- [Requirement]:
Each entry needs to be reproduced exactly, with none left out.

- [The data]:
= = = = = = =

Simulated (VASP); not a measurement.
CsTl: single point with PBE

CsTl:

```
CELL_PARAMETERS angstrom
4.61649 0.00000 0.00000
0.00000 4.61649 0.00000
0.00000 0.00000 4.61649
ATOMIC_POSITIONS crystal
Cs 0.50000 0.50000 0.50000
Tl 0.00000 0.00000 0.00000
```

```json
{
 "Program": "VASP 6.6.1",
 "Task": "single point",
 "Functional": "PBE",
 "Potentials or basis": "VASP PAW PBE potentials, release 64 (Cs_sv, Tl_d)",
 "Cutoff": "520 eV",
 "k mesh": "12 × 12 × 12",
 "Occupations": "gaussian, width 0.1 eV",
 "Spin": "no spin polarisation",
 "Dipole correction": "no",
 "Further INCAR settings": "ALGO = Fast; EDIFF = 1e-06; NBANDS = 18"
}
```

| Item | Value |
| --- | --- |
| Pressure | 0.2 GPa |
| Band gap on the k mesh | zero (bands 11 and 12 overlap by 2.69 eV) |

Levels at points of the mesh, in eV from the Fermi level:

= = = = = = =

- [Exercise answer]:
Simulated (VASP); not a measurement.
CsTl: single point with PBE

CsTl:

```
CELL_PARAMETERS angstrom
4.61649 0.00000 0.00000
0.00000 4.61649 0.00000
0.00000 0.00000 4.61649
ATOMIC_POSITIONS crystal
Cs 0.50000 0.50000 0.50000
Tl 0.00000 0.00000 0.00000
```

```json
{
 "Program": "VASP 6.6.1",
 "Task": "single point",
 "Functional": "PBE",
 "Potentials or basis": "VASP PAW PBE potentials, release 64 (Cs_sv, Tl_d)",
 "Cutoff": "520 eV",
 "k mesh": "12 × 12 × 12",
 "Occupations": "gaussian, width 0.1 eV",
 "Spin": "no spin polarisation",
 "Dipole correction": "no",
 "Further INCAR settings": "ALGO = Fast; EDIFF = 1e-06; NBANDS = 18"
}
```

| Item | Value |
| --- | --- |
| Pressure | 0.2 GPa |
| Band gap on the k mesh | zero (bands 11 and 12 overlap by 2.69 eV) |

Levels at points of the mesh, in eV from the Fermi level:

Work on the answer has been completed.